= Entries supplied =
___

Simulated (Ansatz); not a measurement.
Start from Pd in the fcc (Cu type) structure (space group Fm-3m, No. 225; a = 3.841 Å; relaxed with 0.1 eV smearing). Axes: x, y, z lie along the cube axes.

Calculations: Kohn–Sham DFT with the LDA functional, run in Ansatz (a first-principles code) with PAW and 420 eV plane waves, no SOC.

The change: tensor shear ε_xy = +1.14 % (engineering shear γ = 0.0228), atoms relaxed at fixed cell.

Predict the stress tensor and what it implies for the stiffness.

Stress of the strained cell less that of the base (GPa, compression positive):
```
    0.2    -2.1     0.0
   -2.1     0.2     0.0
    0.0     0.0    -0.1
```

___

An exact copy of all the records is the expected answer.

= Your response =
Simulated (Ansatz); not a measurement.
Start from Pd in the fcc (Cu type) structure (space group Fm-3m, No. 225; a = 3.841 Å; relaxed with 0.1 eV smearing). Axes: x, y, z lie along the cube axes.

Calculations: Kohn–Sham DFT with the LDA functional, run in Ansatz (a first-principles code) with PAW and 420 eV plane waves, no SOC.

The change: tensor shear ε_xy = +1.14 % (engineering shear γ = 0.0228), atoms relaxed at fixed cell.

Predict the stress tensor and what it implies for the stiffness.

Stress of the strained cell less that of the base (GPa, compression positive):
```
    0.2    -2.1     0.0
   -2.1     0.2     0.0
    0.0     0.0    -0.1
```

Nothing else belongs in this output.